Provided records |
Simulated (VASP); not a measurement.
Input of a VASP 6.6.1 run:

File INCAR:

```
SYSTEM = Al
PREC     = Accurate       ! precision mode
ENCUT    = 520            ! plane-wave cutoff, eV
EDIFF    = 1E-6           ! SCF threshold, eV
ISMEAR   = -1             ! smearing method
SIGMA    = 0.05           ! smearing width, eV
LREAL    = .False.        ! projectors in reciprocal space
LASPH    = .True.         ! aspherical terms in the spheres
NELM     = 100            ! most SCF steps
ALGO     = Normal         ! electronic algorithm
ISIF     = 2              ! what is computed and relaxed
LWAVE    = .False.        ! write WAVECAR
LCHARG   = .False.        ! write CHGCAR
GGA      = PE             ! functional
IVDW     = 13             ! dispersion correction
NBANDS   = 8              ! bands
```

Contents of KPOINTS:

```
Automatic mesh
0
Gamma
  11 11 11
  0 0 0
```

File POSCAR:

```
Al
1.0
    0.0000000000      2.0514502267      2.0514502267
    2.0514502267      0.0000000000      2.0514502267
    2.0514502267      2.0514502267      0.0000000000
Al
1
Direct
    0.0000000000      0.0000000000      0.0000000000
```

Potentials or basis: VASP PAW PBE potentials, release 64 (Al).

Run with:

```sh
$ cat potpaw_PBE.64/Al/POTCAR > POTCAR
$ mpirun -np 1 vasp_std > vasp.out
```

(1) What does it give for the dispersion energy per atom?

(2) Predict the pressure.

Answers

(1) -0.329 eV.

Work task |
Write the listing out again in its entirety, exactly.

Exercise solution |
Simulated (VASP); not a measurement.
Input of a VASP 6.6.1 run:

File INCAR:

```
SYSTEM = Al
PREC     = Accurate       ! precision mode
ENCUT    = 520            ! plane-wave cutoff, eV
EDIFF    = 1E-6           ! SCF threshold, eV
ISMEAR   = -1             ! smearing method
SIGMA    = 0.05           ! smearing width, eV
LREAL    = .False.        ! projectors in reciprocal space
LASPH    = .True.         ! aspherical terms in the spheres
NELM     = 100            ! most SCF steps
ALGO     = Normal         ! electronic algorithm
ISIF     = 2              ! what is computed and relaxed
LWAVE    = .False.        ! write WAVECAR
LCHARG   = .False.        ! write CHGCAR
GGA      = PE             ! functional
IVDW     = 13             ! dispersion correction
NBANDS   = 8              ! bands
```

Contents of KPOINTS:

```
Automatic mesh
0
Gamma
  11 11 11
  0 0 0
```

File POSCAR:

```
Al
1.0
    0.0000000000      2.0514502267      2.0514502267
    2.0514502267      0.0000000000      2.0514502267
    2.0514502267      2.0514502267      0.0000000000
Al
1
Direct
    0.0000000000      0.0000000000      0.0000000000
```

Potentials or basis: VASP PAW PBE potentials, release 64 (Al).

Run with:

```sh
$ cat potpaw_PBE.64/Al/POTCAR > POTCAR
$ mpirun -np 1 vasp_std > vasp.out
```

(1) What does it give for the dispersion energy per atom?

(2) Predict the pressure.

Answers

(1) -0.329 eV.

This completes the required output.